Material shown:
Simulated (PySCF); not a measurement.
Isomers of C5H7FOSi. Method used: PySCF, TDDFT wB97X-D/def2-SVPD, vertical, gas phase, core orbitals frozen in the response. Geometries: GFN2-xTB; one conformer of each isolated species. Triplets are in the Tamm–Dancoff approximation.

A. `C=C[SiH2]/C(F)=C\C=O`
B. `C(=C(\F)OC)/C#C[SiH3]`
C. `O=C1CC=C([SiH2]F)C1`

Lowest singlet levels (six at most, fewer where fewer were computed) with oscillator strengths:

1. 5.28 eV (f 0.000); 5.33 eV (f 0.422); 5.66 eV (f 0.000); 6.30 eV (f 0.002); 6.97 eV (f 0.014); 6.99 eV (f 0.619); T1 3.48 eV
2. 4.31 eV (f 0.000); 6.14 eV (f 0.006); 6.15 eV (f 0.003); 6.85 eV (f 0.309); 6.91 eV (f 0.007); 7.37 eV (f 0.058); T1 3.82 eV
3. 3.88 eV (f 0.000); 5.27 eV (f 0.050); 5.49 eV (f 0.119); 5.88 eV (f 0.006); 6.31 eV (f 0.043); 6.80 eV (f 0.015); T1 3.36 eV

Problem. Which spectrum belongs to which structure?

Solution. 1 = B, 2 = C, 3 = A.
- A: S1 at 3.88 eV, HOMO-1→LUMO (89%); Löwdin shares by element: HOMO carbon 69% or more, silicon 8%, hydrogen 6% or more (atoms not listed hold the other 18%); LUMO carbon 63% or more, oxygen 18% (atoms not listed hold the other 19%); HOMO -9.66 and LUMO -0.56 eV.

Assignment: From the entries above, restate word for word the lines from the line containing "Lowest singlet levels" to the line containing "Solution. 1 = B, 2 = C, 3 = A.", both ends included, and nothing more.

Your solution:
Lowest singlet levels (six at most, fewer where fewer were computed) with oscillator strengths:

1. 5.28 eV (f 0.000); 5.33 eV (f 0.422); 5.66 eV (f 0.000); 6.30 eV (f 0.002); 6.97 eV (f 0.014); 6.99 eV (f 0.619); T1 3.48 eV
2. 4.31 eV (f 0.000); 6.14 eV (f 0.006); 6.15 eV (f 0.003); 6.85 eV (f 0.309); 6.91 eV (f 0.007); 7.37 eV (f 0.058); T1 3.82 eV
3. 3.88 eV (f 0.000); 5.27 eV (f 0.050); 5.49 eV (f 0.119); 5.88 eV (f 0.006); 6.31 eV (f 0.043); 6.80 eV (f 0.015); T1 3.36 eV

Problem. Which spectrum belongs to which structure?

Solution. 1 = B, 2 = C, 3 = A.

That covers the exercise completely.